——————————
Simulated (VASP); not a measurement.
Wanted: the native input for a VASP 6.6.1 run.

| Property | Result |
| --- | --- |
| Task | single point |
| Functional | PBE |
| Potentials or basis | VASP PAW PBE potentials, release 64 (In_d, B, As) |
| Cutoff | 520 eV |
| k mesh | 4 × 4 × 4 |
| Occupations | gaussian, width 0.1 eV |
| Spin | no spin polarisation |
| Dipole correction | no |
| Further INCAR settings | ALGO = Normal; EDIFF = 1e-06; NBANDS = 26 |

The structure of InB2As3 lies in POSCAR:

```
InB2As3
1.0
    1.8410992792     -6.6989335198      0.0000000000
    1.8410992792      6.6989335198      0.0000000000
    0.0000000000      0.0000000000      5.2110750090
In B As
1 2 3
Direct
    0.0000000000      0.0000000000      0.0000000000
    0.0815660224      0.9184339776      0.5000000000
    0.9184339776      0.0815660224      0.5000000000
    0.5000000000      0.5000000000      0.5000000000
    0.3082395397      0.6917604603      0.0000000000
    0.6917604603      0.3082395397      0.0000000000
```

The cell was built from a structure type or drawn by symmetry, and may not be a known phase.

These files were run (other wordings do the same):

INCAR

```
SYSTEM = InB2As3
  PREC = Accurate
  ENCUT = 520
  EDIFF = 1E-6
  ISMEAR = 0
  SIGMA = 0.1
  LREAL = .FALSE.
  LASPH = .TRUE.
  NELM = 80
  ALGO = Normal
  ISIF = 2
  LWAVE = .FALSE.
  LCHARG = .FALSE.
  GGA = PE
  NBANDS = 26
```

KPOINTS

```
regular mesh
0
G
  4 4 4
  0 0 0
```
——————————

§ **Work item**: Extract the data in full. Keep it word for word.

§ **Written solution**:
Simulated (VASP); not a measurement.
Wanted: the native input for a VASP 6.6.1 run.

| Property | Result |
| --- | --- |
| Task | single point |
| Functional | PBE |
| Potentials or basis | VASP PAW PBE potentials, release 64 (In_d, B, As) |
| Cutoff | 520 eV |
| k mesh | 4 × 4 × 4 |
| Occupations | gaussian, width 0.1 eV |
| Spin | no spin polarisation |
| Dipole correction | no |
| Further INCAR settings | ALGO = Normal; EDIFF = 1e-06; NBANDS = 26 |

The structure of InB2As3 lies in POSCAR:

```
InB2As3
1.0
    1.8410992792     -6.6989335198      0.0000000000
    1.8410992792      6.6989335198      0.0000000000
    0.0000000000      0.0000000000      5.2110750090
In B As
1 2 3
Direct
    0.0000000000      0.0000000000      0.0000000000
    0.0815660224      0.9184339776      0.5000000000
    0.9184339776      0.0815660224      0.5000000000
    0.5000000000      0.5000000000      0.5000000000
    0.3082395397      0.6917604603      0.0000000000
    0.6917604603      0.3082395397      0.0000000000
```

The cell was built from a structure type or drawn by symmetry, and may not be a known phase.

These files were run (other wordings do the same):

INCAR

```
SYSTEM = InB2As3
  PREC = Accurate
  ENCUT = 520
  EDIFF = 1E-6
  ISMEAR = 0
  SIGMA = 0.1
  LREAL = .FALSE.
  LASPH = .TRUE.
  NELM = 80
  ALGO = Normal
  ISIF = 2
  LWAVE = .FALSE.
  LCHARG = .FALSE.
  GGA = PE
  NBANDS = 26
```

KPOINTS

```
regular mesh
0
G
  4 4 4
  0 0 0
```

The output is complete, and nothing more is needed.